● GIVEN ENTRIES:
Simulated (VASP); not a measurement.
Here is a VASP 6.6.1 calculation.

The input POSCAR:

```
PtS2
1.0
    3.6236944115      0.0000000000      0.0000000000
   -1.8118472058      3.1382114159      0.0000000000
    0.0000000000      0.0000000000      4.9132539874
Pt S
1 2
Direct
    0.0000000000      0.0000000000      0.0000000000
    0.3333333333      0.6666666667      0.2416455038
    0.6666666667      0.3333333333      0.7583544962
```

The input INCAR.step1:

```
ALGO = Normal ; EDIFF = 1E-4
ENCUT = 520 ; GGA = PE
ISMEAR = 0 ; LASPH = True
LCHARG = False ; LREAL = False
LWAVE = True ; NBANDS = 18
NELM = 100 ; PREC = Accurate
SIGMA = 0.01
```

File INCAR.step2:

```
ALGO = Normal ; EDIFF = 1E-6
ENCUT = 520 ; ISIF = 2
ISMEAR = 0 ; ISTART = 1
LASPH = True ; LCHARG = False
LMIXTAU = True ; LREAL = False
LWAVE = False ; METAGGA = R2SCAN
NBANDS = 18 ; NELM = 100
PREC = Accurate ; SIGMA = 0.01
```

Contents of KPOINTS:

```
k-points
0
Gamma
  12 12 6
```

● WORK ORDER:
Please output the material above exactly as it reads.

● REPLY:
Simulated (VASP); not a measurement.
Here is a VASP 6.6.1 calculation.

The input POSCAR:

```
PtS2
1.0
    3.6236944115      0.0000000000      0.0000000000
   -1.8118472058      3.1382114159      0.0000000000
    0.0000000000      0.0000000000      4.9132539874
Pt S
1 2
Direct
    0.0000000000      0.0000000000      0.0000000000
    0.3333333333      0.6666666667      0.2416455038
    0.6666666667      0.3333333333      0.7583544962
```

The input INCAR.step1:

```
ALGO = Normal ; EDIFF = 1E-4
ENCUT = 520 ; GGA = PE
ISMEAR = 0 ; LASPH = True
LCHARG = False ; LREAL = False
LWAVE = True ; NBANDS = 18
NELM = 100 ; PREC = Accurate
SIGMA = 0.01
```

File INCAR.step2:

```
ALGO = Normal ; EDIFF = 1E-6
ENCUT = 520 ; ISIF = 2
ISMEAR = 0 ; ISTART = 1
LASPH = True ; LCHARG = False
LMIXTAU = True ; LREAL = False
LWAVE = False ; METAGGA = R2SCAN
NBANDS = 18 ; NELM = 100
PREC = Accurate ; SIGMA = 0.01
```

Contents of KPOINTS:

```
k-points
0
Gamma
  12 12 6
```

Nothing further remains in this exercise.